- _WORK REQUEST_
Would you reproduce all of the entries exactly?

++++++++++

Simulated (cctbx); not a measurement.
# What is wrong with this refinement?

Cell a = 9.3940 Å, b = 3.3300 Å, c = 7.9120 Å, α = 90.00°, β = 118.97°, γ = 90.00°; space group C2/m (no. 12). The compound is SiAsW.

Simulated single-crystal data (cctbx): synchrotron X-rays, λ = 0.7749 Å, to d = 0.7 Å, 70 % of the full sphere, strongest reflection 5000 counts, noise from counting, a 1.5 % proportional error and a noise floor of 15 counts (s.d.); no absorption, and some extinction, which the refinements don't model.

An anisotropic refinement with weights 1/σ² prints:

++++++++++

- _RESPONSE BOX_
Simulated (cctbx); not a measurement.
# What is wrong with this refinement?

Cell a = 9.3940 Å, b = 3.3300 Å, c = 7.9120 Å, α = 90.00°, β = 118.97°, γ = 90.00°; space group C2/m (no. 12). The compound is SiAsW.

Simulated single-crystal data (cctbx): synchrotron X-rays, λ = 0.7749 Å, to d = 0.7 Å, 70 % of the full sphere, strongest reflection 5000 counts, noise from counting, a 1.5 % proportional error and a noise floor of 15 counts (s.d.); no absorption, and some extinction, which the refinements don't model.

An anisotropic refinement with weights 1/σ² prints:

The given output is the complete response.